DATASET EXCERPTS:
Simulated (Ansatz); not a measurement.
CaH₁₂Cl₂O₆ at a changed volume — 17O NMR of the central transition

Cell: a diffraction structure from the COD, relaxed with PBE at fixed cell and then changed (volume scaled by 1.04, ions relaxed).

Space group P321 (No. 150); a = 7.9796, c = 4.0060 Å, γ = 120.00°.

WORK ORDER: Quote all the records. Keep every word exact.

ANSWER AREA:
Simulated (Ansatz); not a measurement.
CaH₁₂Cl₂O₆ at a changed volume — 17O NMR of the central transition

Cell: a diffraction structure from the COD, relaxed with PBE at fixed cell and then changed (volume scaled by 1.04, ions relaxed).

Space group P321 (No. 150); a = 7.9796, c = 4.0060 Å, γ = 120.00°.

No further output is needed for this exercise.